Work task:
Below are entries. Copy exactly the lines running from the line that holds "less VASP |" to the line that holds "0.0 | +0.16 |", with both ends included.

++++++
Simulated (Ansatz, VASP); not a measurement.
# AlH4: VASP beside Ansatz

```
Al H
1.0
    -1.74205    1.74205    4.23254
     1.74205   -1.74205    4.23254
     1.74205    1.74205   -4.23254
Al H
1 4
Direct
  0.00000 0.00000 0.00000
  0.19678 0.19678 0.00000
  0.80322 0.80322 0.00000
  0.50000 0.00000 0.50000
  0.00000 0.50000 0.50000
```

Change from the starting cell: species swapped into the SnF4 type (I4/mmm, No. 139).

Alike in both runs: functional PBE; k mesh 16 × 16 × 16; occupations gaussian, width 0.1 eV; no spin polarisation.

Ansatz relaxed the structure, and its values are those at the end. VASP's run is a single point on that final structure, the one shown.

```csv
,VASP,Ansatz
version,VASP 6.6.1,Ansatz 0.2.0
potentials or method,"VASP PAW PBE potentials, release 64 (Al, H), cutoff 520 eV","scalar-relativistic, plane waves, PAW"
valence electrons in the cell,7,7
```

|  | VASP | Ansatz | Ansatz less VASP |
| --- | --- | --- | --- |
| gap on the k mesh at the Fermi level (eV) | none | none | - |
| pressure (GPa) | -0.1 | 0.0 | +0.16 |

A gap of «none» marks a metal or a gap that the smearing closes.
++++++

Answer box:
|  | VASP | Ansatz | Ansatz less VASP |
| --- | --- | --- | --- |
| gap on the k mesh at the Fermi level (eV) | none | none | - |
| pressure (GPa) | -0.1 | 0.0 | +0.16 |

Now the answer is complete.